# Required action
All of the data below is to be printed again exactly.

# Data extract
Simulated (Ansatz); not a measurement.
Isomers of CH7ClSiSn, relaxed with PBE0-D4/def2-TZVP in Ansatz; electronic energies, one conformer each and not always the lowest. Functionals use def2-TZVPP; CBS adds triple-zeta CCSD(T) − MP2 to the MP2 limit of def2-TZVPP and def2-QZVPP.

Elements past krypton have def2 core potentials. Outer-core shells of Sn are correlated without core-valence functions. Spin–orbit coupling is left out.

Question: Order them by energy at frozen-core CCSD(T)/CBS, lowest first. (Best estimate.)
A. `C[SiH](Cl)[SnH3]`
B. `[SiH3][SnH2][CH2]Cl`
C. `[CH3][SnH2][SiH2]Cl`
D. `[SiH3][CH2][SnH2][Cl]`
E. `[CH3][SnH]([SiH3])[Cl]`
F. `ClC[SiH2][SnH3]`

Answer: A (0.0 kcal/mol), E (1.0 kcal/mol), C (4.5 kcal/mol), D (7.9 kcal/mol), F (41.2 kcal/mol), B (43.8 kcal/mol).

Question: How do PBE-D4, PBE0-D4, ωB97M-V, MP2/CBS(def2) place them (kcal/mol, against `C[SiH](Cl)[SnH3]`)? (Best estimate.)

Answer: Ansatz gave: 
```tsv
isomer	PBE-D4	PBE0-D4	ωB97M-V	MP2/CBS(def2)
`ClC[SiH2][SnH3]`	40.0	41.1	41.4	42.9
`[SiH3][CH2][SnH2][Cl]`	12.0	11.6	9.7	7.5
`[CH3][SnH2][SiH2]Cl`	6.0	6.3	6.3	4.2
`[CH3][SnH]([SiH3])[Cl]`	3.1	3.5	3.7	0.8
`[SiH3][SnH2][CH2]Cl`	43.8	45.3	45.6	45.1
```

# Answer area
Simulated (Ansatz); not a measurement.
Isomers of CH7ClSiSn, relaxed with PBE0-D4/def2-TZVP in Ansatz; electronic energies, one conformer each and not always the lowest. Functionals use def2-TZVPP; CBS adds triple-zeta CCSD(T) − MP2 to the MP2 limit of def2-TZVPP and def2-QZVPP.

Elements past krypton have def2 core potentials. Outer-core shells of Sn are correlated without core-valence functions. Spin–orbit coupling is left out.

Question: Order them by energy at frozen-core CCSD(T)/CBS, lowest first. (Best estimate.)
A. `C[SiH](Cl)[SnH3]`
B. `[SiH3][SnH2][CH2]Cl`
C. `[CH3][SnH2][SiH2]Cl`
D. `[SiH3][CH2][SnH2][Cl]`
E. `[CH3][SnH]([SiH3])[Cl]`
F. `ClC[SiH2][SnH3]`

Answer: A (0.0 kcal/mol), E (1.0 kcal/mol), C (4.5 kcal/mol), D (7.9 kcal/mol), F (41.2 kcal/mol), B (43.8 kcal/mol).

Question: How do PBE-D4, PBE0-D4, ωB97M-V, MP2/CBS(def2) place them (kcal/mol, against `C[SiH](Cl)[SnH3]`)? (Best estimate.)

Answer: Ansatz gave: 
```tsv
isomer	PBE-D4	PBE0-D4	ωB97M-V	MP2/CBS(def2)
`ClC[SiH2][SnH3]`	40.0	41.1	41.4	42.9
`[SiH3][CH2][SnH2][Cl]`	12.0	11.6	9.7	7.5
`[CH3][SnH2][SiH2]Cl`	6.0	6.3	6.3	4.2
`[CH3][SnH]([SiH3])[Cl]`	3.1	3.5	3.7	0.8
`[SiH3][SnH2][CH2]Cl`	43.8	45.3	45.6	45.1
```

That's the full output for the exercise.